◇ ◇ ◇ ◇ ◇

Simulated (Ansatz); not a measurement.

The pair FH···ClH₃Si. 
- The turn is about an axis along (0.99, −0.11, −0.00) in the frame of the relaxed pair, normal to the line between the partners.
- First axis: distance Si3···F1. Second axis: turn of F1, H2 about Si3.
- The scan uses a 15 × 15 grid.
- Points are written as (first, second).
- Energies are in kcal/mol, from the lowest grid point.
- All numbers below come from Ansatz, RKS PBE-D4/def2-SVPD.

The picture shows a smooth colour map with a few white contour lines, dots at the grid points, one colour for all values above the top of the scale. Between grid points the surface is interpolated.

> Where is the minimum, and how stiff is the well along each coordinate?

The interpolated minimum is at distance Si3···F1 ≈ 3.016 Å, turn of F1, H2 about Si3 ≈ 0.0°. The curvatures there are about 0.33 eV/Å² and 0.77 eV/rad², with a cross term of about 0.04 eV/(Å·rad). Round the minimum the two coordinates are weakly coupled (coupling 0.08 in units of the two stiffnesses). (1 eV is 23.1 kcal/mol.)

◇ ◇ ◇ ◇ ◇

[TASK ITEM]
Please give back exactly the lines of this listing beginning at the line with "- The scan uses a 15 × 15 grid." and ending with the line with "along each coordinate?", both included, and nothing else.

[WRITTEN ANSWER]
- The scan uses a 15 × 15 grid.
- Points are written as (first, second).
- Energies are in kcal/mol, from the lowest grid point.
- All numbers below come from Ansatz, RKS PBE-D4/def2-SVPD.

The picture shows a smooth colour map with a few white contour lines, dots at the grid points, one colour for all values above the top of the scale. Between grid points the surface is interpolated.

> Where is the minimum, and how stiff is the well along each coordinate?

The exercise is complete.